▶ **WORK ORDER**
Set down, character for character, everything in the records below from the line holding "14 atoms, charge 0, spin multiplicity 1." down to the line holding "Atoms are counted", and no other line.

▶ **INPUT DATA**
◇ ◇ ◇ ◇ ◇

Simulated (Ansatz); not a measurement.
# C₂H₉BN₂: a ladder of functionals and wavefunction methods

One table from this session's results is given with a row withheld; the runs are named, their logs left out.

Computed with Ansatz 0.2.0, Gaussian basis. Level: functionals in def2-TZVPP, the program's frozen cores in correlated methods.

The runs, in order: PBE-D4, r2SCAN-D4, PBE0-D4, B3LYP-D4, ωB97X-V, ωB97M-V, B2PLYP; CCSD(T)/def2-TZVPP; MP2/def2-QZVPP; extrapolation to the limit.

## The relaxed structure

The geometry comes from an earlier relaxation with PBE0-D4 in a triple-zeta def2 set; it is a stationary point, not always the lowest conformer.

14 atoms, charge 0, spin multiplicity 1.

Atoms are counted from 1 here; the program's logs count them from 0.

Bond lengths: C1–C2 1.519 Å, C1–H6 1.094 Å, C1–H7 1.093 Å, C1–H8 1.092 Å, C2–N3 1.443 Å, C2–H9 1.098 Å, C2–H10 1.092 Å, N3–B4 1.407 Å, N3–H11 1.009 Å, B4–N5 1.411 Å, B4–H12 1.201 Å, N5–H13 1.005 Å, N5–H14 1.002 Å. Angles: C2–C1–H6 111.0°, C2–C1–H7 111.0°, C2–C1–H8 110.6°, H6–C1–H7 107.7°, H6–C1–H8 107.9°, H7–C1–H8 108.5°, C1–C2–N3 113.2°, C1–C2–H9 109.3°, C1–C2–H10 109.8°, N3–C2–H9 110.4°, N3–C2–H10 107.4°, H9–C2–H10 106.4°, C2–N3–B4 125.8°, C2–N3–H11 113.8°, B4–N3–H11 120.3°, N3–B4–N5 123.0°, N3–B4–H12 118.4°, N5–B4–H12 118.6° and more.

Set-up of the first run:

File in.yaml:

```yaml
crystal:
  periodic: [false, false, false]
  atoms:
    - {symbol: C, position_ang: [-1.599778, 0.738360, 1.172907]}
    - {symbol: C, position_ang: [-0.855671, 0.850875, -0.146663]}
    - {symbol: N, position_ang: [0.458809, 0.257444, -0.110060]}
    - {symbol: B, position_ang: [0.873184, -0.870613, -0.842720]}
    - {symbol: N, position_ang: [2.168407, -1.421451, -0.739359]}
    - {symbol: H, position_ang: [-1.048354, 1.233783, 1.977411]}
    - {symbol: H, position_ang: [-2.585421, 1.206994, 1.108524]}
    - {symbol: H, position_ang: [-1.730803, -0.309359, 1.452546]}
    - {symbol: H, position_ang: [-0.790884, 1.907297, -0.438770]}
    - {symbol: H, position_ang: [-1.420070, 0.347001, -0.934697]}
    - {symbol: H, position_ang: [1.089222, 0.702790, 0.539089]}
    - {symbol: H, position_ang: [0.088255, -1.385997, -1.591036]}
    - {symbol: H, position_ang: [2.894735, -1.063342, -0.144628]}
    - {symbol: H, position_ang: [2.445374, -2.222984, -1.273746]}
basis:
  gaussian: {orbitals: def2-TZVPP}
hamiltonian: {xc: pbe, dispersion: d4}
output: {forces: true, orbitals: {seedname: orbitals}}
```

◇ ◇ ◇ ◇ ◇

▶ **ANSWER BOX**
14 atoms, charge 0, spin multiplicity 1.

Atoms are counted from 1 here; the program's logs count them from 0.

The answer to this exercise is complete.